Work item ▸ Each line from the opening of the listing below through the line that contains "Results of a" is to be output exactly as written.

Data excerpts ▸
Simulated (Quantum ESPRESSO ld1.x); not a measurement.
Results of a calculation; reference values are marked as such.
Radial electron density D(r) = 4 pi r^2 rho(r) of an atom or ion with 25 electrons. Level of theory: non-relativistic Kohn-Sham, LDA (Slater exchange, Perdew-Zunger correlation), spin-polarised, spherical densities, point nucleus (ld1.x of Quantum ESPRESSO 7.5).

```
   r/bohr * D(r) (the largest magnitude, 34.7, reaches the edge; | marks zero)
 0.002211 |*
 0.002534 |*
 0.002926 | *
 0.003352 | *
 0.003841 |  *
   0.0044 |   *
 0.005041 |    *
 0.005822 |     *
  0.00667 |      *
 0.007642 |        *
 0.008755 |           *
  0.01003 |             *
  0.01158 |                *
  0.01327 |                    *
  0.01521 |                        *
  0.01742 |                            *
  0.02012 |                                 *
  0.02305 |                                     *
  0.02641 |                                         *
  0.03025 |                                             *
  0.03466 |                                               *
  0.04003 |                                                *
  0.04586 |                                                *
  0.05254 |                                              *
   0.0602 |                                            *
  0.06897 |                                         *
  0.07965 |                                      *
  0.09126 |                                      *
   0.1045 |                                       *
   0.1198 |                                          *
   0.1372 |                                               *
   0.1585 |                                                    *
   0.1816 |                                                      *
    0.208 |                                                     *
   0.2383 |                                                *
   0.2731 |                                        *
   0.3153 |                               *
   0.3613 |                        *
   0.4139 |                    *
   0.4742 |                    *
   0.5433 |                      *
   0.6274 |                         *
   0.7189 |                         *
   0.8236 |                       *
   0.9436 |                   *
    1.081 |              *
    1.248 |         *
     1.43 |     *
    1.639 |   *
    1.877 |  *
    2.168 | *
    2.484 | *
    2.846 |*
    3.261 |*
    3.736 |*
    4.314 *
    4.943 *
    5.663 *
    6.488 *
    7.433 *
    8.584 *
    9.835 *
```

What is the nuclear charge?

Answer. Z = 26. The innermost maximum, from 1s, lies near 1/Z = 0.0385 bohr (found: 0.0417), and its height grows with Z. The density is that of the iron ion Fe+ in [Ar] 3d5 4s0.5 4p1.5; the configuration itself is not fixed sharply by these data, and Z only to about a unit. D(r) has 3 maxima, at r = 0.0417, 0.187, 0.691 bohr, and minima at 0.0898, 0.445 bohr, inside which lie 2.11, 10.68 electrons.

Answer box ▸
Simulated (Quantum ESPRESSO ld1.x); not a measurement.
Results of a calculation; reference values are marked as such.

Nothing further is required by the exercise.